> [ASSIGNED TASK] Please restate each entry word for word.

> [DATASET ENTRIES]
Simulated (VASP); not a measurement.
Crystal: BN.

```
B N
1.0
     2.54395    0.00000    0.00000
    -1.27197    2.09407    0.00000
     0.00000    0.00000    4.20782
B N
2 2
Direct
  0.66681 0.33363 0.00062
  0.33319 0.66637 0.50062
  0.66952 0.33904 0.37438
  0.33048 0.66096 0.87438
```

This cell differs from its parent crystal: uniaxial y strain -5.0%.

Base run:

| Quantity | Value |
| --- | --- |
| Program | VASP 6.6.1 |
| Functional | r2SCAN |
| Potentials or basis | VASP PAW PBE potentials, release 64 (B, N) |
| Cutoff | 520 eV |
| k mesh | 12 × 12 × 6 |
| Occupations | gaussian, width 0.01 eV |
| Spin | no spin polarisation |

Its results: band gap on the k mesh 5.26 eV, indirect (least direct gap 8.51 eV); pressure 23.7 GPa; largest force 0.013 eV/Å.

> [RESPONSE AREA]
Simulated (VASP); not a measurement.
Crystal: BN.

```
B N
1.0
     2.54395    0.00000    0.00000
    -1.27197    2.09407    0.00000
     0.00000    0.00000    4.20782
B N
2 2
Direct
  0.66681 0.33363 0.00062
  0.33319 0.66637 0.50062
  0.66952 0.33904 0.37438
  0.33048 0.66096 0.87438
```

This cell differs from its parent crystal: uniaxial y strain -5.0%.

Base run:

| Quantity | Value |
| --- | --- |
| Program | VASP 6.6.1 |
| Functional | r2SCAN |
| Potentials or basis | VASP PAW PBE potentials, release 64 (B, N) |
| Cutoff | 520 eV |
| k mesh | 12 × 12 × 6 |
| Occupations | gaussian, width 0.01 eV |
| Spin | no spin polarisation |

Its results: band gap on the k mesh 5.26 eV, indirect (least direct gap 8.51 eV); pressure 23.7 GPa; largest force 0.013 eV/Å.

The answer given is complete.